- **SUPPLIED DATA**:
=======
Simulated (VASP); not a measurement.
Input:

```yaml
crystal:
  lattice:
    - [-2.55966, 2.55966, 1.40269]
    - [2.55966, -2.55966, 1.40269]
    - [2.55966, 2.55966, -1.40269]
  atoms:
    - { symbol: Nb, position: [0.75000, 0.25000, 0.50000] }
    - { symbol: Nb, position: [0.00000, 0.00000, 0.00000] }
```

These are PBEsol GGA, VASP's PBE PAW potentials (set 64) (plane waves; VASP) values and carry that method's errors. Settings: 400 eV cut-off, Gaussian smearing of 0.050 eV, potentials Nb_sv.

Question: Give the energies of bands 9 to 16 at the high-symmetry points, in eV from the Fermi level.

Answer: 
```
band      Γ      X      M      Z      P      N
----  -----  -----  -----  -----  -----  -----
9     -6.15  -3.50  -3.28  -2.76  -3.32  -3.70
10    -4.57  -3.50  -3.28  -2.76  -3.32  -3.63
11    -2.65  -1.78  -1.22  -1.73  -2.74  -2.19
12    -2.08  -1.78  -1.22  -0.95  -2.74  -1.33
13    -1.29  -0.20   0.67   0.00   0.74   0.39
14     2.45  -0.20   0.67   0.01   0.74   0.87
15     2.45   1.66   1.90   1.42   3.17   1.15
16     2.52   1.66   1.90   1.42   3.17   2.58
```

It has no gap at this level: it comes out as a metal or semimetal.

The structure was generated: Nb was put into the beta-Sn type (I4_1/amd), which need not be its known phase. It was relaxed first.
=======

- **BRIEF**: Beginning with the opening line above, retype the records exactly through the line with "It has no gap", both ends included.

- **SOLUTION**:
Simulated (VASP); not a measurement.
Input:

```yaml
crystal:
  lattice:
    - [-2.55966, 2.55966, 1.40269]
    - [2.55966, -2.55966, 1.40269]
    - [2.55966, 2.55966, -1.40269]
  atoms:
    - { symbol: Nb, position: [0.75000, 0.25000, 0.50000] }
    - { symbol: Nb, position: [0.00000, 0.00000, 0.00000] }
```

These are PBEsol GGA, VASP's PBE PAW potentials (set 64) (plane waves; VASP) values and carry that method's errors. Settings: 400 eV cut-off, Gaussian smearing of 0.050 eV, potentials Nb_sv.

Question: Give the energies of bands 9 to 16 at the high-symmetry points, in eV from the Fermi level.

Answer: 
```
band      Γ      X      M      Z      P      N
----  -----  -----  -----  -----  -----  -----
9     -6.15  -3.50  -3.28  -2.76  -3.32  -3.70
10    -4.57  -3.50  -3.28  -2.76  -3.32  -3.63
11    -2.65  -1.78  -1.22  -1.73  -2.74  -2.19
12    -2.08  -1.78  -1.22  -0.95  -2.74  -1.33
13    -1.29  -0.20   0.67   0.00   0.74   0.39
14     2.45  -0.20   0.67   0.01   0.74   0.87
15     2.45   1.66   1.90   1.42   3.17   1.15
16     2.52   1.66   1.90   1.42   3.17   2.58
```

It has no gap at this level: it comes out as a metal or semimetal.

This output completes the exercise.